------ Data shown ------
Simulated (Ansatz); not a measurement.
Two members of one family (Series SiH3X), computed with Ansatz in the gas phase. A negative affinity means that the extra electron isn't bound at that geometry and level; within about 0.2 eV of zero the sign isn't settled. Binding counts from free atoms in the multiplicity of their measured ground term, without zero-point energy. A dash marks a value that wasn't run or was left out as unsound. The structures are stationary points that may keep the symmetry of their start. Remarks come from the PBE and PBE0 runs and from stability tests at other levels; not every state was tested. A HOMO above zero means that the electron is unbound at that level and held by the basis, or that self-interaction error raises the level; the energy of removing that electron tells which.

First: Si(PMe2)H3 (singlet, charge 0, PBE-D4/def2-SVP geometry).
------

(Assignment)
In full and without alteration, copy the entries.

(Response area)
Simulated (Ansatz); not a measurement.
Two members of one family (Series SiH3X), computed with Ansatz in the gas phase. A negative affinity means that the extra electron isn't bound at that geometry and level; within about 0.2 eV of zero the sign isn't settled. Binding counts from free atoms in the multiplicity of their measured ground term, without zero-point energy. A dash marks a value that wasn't run or was left out as unsound. The structures are stationary points that may keep the symmetry of their start. Remarks come from the PBE and PBE0 runs and from stability tests at other levels; not every state was tested. A HOMO above zero means that the electron is unbound at that level and held by the basis, or that self-interaction error raises the level; the energy of removing that electron tells which.

First: Si(PMe2)H3 (singlet, charge 0, PBE-D4/def2-SVP geometry).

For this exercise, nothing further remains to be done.